[Action item] Repeat all entries exactly.

** Opening Extracted records block **
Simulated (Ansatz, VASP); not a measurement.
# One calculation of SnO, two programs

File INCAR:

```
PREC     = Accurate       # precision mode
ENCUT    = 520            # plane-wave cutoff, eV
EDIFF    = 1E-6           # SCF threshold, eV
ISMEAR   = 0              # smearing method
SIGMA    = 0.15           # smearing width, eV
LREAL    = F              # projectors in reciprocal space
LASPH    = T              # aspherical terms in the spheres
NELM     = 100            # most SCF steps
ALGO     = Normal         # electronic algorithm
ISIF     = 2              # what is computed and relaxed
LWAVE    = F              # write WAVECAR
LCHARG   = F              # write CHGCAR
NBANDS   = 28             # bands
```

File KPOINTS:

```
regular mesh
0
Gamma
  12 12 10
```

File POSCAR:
** Closing Extracted records block **

[Worked solution]
Simulated (Ansatz, VASP); not a measurement.
# One calculation of SnO, two programs

File INCAR:

```
PREC     = Accurate       # precision mode
ENCUT    = 520            # plane-wave cutoff, eV
EDIFF    = 1E-6           # SCF threshold, eV
ISMEAR   = 0              # smearing method
SIGMA    = 0.15           # smearing width, eV
LREAL    = F              # projectors in reciprocal space
LASPH    = T              # aspherical terms in the spheres
NELM     = 100            # most SCF steps
ALGO     = Normal         # electronic algorithm
ISIF     = 2              # what is computed and relaxed
LWAVE    = F              # write WAVECAR
LCHARG   = F              # write CHGCAR
NBANDS   = 28             # bands
```

File KPOINTS:

```
regular mesh
0
Gamma
  12 12 10
```

File POSCAR:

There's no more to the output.